****
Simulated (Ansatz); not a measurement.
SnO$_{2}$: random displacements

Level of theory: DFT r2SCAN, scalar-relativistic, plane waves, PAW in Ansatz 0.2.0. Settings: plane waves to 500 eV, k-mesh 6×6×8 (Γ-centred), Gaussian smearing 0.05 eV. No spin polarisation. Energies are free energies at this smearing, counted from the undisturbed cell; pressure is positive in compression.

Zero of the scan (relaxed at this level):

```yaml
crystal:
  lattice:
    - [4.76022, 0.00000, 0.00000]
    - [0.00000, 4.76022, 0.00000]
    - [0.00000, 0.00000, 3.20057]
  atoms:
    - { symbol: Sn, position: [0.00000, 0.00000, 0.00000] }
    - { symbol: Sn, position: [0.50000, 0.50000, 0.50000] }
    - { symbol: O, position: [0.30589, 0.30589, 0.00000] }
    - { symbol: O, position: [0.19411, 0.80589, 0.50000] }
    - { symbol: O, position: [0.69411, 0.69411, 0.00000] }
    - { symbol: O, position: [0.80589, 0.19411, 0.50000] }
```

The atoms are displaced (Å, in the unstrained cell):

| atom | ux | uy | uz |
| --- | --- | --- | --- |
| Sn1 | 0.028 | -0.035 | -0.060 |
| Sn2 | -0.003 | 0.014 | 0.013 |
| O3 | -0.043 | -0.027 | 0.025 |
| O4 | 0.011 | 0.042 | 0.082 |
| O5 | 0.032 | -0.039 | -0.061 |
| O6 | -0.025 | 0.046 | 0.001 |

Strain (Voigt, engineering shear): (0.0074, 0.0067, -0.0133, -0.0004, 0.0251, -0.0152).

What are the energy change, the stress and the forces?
****

**REQUIRED ACTION:** Starting at the top of the data above, repeat every line exactly until the line containing "Strain (Voigt, engineering" has been given, then stop.

**RESPONSE AREA:**
Simulated (Ansatz); not a measurement.
SnO$_{2}$: random displacements

Level of theory: DFT r2SCAN, scalar-relativistic, plane waves, PAW in Ansatz 0.2.0. Settings: plane waves to 500 eV, k-mesh 6×6×8 (Γ-centred), Gaussian smearing 0.05 eV. No spin polarisation. Energies are free energies at this smearing, counted from the undisturbed cell; pressure is positive in compression.

Zero of the scan (relaxed at this level):

```yaml
crystal:
  lattice:
    - [4.76022, 0.00000, 0.00000]
    - [0.00000, 4.76022, 0.00000]
    - [0.00000, 0.00000, 3.20057]
  atoms:
    - { symbol: Sn, position: [0.00000, 0.00000, 0.00000] }
    - { symbol: Sn, position: [0.50000, 0.50000, 0.50000] }
    - { symbol: O, position: [0.30589, 0.30589, 0.00000] }
    - { symbol: O, position: [0.19411, 0.80589, 0.50000] }
    - { symbol: O, position: [0.69411, 0.69411, 0.00000] }
    - { symbol: O, position: [0.80589, 0.19411, 0.50000] }
```

The atoms are displaced (Å, in the unstrained cell):

| atom | ux | uy | uz |
| --- | --- | --- | --- |
| Sn1 | 0.028 | -0.035 | -0.060 |
| Sn2 | -0.003 | 0.014 | 0.013 |
| O3 | -0.043 | -0.027 | 0.025 |
| O4 | 0.011 | 0.042 | 0.082 |
| O5 | 0.032 | -0.039 | -0.061 |
| O6 | -0.025 | 0.046 | 0.001 |

Strain (Voigt, engineering shear): (0.0074, 0.0067, -0.0133, -0.0004, 0.0251, -0.0152).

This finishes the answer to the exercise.